--- DATASET Enclosed Below ---

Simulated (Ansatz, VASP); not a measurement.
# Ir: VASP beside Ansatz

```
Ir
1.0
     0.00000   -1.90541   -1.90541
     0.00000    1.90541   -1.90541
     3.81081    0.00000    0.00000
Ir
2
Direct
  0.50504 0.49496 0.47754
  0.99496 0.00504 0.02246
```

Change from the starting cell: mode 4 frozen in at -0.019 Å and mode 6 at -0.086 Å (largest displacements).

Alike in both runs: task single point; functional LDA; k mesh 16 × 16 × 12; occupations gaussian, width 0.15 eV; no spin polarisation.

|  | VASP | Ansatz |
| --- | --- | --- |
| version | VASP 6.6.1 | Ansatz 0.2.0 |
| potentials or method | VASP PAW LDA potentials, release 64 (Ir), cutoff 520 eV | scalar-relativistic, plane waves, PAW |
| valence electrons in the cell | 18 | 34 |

--- End of Enclosed DATASET ---

**WORK TASK**: Print the data above exactly as it reads.

**PROBLEM SOLUTION**:
Simulated (Ansatz, VASP); not a measurement.
# Ir: VASP beside Ansatz

```
Ir
1.0
     0.00000   -1.90541   -1.90541
     0.00000    1.90541   -1.90541
     3.81081    0.00000    0.00000
Ir
2
Direct
  0.50504 0.49496 0.47754
  0.99496 0.00504 0.02246
```

Change from the starting cell: mode 4 frozen in at -0.019 Å and mode 6 at -0.086 Å (largest displacements).

Alike in both runs: task single point; functional LDA; k mesh 16 × 16 × 12; occupations gaussian, width 0.15 eV; no spin polarisation.

|  | VASP | Ansatz |
| --- | --- | --- |
| version | VASP 6.6.1 | Ansatz 0.2.0 |
| potentials or method | VASP PAW LDA potentials, release 64 (Ir), cutoff 520 eV | scalar-relativistic, plane waves, PAW |
| valence electrons in the cell | 18 | 34 |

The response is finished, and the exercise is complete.